▶ [Given records]
######
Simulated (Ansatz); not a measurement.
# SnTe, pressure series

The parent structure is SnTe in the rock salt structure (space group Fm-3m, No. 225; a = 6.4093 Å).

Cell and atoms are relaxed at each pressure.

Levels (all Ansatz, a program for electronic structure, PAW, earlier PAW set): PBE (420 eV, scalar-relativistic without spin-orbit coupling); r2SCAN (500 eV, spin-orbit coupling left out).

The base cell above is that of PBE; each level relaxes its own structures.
######

▶ [Action item] The task requires each record above to be restated exactly.

▶ [Task solution]
Simulated (Ansatz); not a measurement.
# SnTe, pressure series

The parent structure is SnTe in the rock salt structure (space group Fm-3m, No. 225; a = 6.4093 Å).

Cell and atoms are relaxed at each pressure.

Levels (all Ansatz, a program for electronic structure, PAW, earlier PAW set): PBE (420 eV, scalar-relativistic without spin-orbit coupling); r2SCAN (500 eV, spin-orbit coupling left out).

The base cell above is that of PBE; each level relaxes its own structures.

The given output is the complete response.